- **WORK TASK**:
Copy the records below character for character.

DATA RECORDS section start

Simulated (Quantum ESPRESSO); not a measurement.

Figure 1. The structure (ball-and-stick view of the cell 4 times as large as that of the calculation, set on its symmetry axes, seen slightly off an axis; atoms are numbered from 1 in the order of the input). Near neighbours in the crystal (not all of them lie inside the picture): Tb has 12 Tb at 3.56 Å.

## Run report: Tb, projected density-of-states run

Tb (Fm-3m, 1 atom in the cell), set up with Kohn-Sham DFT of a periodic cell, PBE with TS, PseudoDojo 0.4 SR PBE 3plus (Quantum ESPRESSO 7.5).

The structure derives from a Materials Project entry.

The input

DATA RECORDS section end

- **WRITTEN RESPONSE**:
Simulated (Quantum ESPRESSO); not a measurement.

Figure 1. The structure (ball-and-stick view of the cell 4 times as large as that of the calculation, set on its symmetry axes, seen slightly off an axis; atoms are numbered from 1 in the order of the input). Near neighbours in the crystal (not all of them lie inside the picture): Tb has 12 Tb at 3.56 Å.

## Run report: Tb, projected density-of-states run

Tb (Fm-3m, 1 atom in the cell), set up with Kohn-Sham DFT of a periodic cell, PBE with TS, PseudoDojo 0.4 SR PBE 3plus (Quantum ESPRESSO 7.5).

The structure derives from a Materials Project entry.

The input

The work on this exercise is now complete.